Work instruction =>
Nothing in the records should change; write them all out again.

┄┄┄┄┄┄
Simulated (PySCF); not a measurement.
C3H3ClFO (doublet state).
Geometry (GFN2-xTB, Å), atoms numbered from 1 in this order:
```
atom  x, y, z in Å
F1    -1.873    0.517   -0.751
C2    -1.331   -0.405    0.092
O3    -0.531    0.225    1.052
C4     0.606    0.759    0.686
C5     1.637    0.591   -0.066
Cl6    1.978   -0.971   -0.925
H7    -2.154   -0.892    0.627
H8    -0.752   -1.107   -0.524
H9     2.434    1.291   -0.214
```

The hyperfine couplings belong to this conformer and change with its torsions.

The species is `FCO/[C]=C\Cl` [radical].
┄┄┄┄┄┄

Answer space =>
Simulated (PySCF); not a measurement.
C3H3ClFO (doublet state).
Geometry (GFN2-xTB, Å), atoms numbered from 1 in this order:
```
atom  x, y, z in Å
F1    -1.873    0.517   -0.751
C2    -1.331   -0.405    0.092
O3    -0.531    0.225    1.052
C4     0.606    0.759    0.686
C5     1.637    0.591   -0.066
Cl6    1.978   -0.971   -0.925
H7    -2.154   -0.892    0.627
H8    -0.752   -1.107   -0.524
H9     2.434    1.291   -0.214
```

The hyperfine couplings belong to this conformer and change with its torsions.

The species is `FCO/[C]=C\Cl` [radical].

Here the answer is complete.